SUPPLIED RECORDS Start Marker

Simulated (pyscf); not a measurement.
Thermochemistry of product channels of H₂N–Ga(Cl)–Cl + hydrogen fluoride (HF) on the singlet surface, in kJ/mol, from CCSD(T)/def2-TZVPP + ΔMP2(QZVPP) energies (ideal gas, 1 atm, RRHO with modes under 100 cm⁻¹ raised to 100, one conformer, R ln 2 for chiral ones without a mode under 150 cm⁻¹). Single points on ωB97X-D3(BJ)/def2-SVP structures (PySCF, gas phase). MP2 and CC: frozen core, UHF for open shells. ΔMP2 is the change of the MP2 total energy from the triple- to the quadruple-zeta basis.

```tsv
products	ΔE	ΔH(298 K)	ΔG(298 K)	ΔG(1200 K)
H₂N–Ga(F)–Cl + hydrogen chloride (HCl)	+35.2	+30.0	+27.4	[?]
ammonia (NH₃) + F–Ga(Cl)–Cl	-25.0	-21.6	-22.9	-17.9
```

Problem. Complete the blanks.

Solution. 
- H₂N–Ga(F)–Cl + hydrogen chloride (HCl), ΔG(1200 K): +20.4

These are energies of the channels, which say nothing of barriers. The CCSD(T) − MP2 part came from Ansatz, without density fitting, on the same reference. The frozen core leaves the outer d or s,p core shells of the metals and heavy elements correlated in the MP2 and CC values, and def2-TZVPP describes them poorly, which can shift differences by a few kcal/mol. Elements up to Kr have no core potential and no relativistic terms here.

SUPPLIED RECORDS End Marker

BRIEF. Using the entries above, quote each line verbatim from the first through the line that contains "- H₂N–Ga(F)–Cl +".

WRITTEN REPLY.
Simulated (pyscf); not a measurement.
Thermochemistry of product channels of H₂N–Ga(Cl)–Cl + hydrogen fluoride (HF) on the singlet surface, in kJ/mol, from CCSD(T)/def2-TZVPP + ΔMP2(QZVPP) energies (ideal gas, 1 atm, RRHO with modes under 100 cm⁻¹ raised to 100, one conformer, R ln 2 for chiral ones without a mode under 150 cm⁻¹). Single points on ωB97X-D3(BJ)/def2-SVP structures (PySCF, gas phase). MP2 and CC: frozen core, UHF for open shells. ΔMP2 is the change of the MP2 total energy from the triple- to the quadruple-zeta basis.

```tsv
products	ΔE	ΔH(298 K)	ΔG(298 K)	ΔG(1200 K)
H₂N–Ga(F)–Cl + hydrogen chloride (HCl)	+35.2	+30.0	+27.4	[?]
ammonia (NH₃) + F–Ga(Cl)–Cl	-25.0	-21.6	-22.9	-17.9
```

Problem. Complete the blanks.

Solution. 
- H₂N–Ga(F)–Cl + hydrogen chloride (HCl), ΔG(1200 K): +20.4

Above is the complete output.